Task item - The lines from the top of the listing through the one containing "Where is the" are to be retyped exactly, with no other lines.

»»
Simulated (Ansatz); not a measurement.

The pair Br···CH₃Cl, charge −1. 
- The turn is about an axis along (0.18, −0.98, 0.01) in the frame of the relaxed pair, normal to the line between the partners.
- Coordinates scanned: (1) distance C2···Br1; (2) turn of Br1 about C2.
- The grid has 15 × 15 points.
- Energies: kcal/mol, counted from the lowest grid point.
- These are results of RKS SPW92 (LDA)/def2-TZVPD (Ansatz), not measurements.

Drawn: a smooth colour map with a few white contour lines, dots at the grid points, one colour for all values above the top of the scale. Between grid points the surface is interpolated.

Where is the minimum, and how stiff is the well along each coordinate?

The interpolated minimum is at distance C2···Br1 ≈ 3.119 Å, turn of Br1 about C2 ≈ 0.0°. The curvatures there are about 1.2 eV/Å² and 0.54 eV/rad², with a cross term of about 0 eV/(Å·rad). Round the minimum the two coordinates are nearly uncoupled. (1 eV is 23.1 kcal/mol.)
««

Task result -
Simulated (Ansatz); not a measurement.

The pair Br···CH₃Cl, charge −1. 
- The turn is about an axis along (0.18, −0.98, 0.01) in the frame of the relaxed pair, normal to the line between the partners.
- Coordinates scanned: (1) distance C2···Br1; (2) turn of Br1 about C2.
- The grid has 15 × 15 points.
- Energies: kcal/mol, counted from the lowest grid point.
- These are results of RKS SPW92 (LDA)/def2-TZVPD (Ansatz), not measurements.

Drawn: a smooth colour map with a few white contour lines, dots at the grid points, one colour for all values above the top of the scale. Between grid points the surface is interpolated.

Where is the minimum, and how stiff is the well along each coordinate?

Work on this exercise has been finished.